START Entries supplied

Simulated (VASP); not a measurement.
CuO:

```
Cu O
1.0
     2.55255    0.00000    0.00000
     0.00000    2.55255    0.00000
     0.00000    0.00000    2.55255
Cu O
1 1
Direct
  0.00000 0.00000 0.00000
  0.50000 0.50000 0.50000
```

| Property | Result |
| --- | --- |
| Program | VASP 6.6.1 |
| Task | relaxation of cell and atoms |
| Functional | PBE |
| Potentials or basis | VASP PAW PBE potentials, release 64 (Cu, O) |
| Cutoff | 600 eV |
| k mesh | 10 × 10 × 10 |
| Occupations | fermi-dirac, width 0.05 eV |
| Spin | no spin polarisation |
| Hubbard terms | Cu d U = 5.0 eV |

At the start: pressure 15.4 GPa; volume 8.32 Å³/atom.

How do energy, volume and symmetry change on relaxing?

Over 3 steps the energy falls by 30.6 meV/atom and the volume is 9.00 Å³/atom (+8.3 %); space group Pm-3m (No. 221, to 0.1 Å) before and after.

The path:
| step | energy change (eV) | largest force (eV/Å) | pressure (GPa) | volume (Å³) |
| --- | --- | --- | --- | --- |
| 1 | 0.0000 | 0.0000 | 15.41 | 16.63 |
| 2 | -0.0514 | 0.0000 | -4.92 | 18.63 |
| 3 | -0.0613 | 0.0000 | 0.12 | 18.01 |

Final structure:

END Entries supplied

Work instruction: Using the entries above, please restate each one word for word.

Answer box:
Simulated (VASP); not a measurement.
CuO:

```
Cu O
1.0
     2.55255    0.00000    0.00000
     0.00000    2.55255    0.00000
     0.00000    0.00000    2.55255
Cu O
1 1
Direct
  0.00000 0.00000 0.00000
  0.50000 0.50000 0.50000
```

| Property | Result |
| --- | --- |
| Program | VASP 6.6.1 |
| Task | relaxation of cell and atoms |
| Functional | PBE |
| Potentials or basis | VASP PAW PBE potentials, release 64 (Cu, O) |
| Cutoff | 600 eV |
| k mesh | 10 × 10 × 10 |
| Occupations | fermi-dirac, width 0.05 eV |
| Spin | no spin polarisation |
| Hubbard terms | Cu d U = 5.0 eV |

At the start: pressure 15.4 GPa; volume 8.32 Å³/atom.

How do energy, volume and symmetry change on relaxing?

Over 3 steps the energy falls by 30.6 meV/atom and the volume is 9.00 Å³/atom (+8.3 %); space group Pm-3m (No. 221, to 0.1 Å) before and after.

The path:
| step | energy change (eV) | largest force (eV/Å) | pressure (GPa) | volume (Å³) |
| --- | --- | --- | --- | --- |
| 1 | 0.0000 | 0.0000 | 15.41 | 16.63 |
| 2 | -0.0514 | 0.0000 | -4.92 | 18.63 |
| 3 | -0.0613 | 0.0000 | 0.12 | 18.01 |

Final structure:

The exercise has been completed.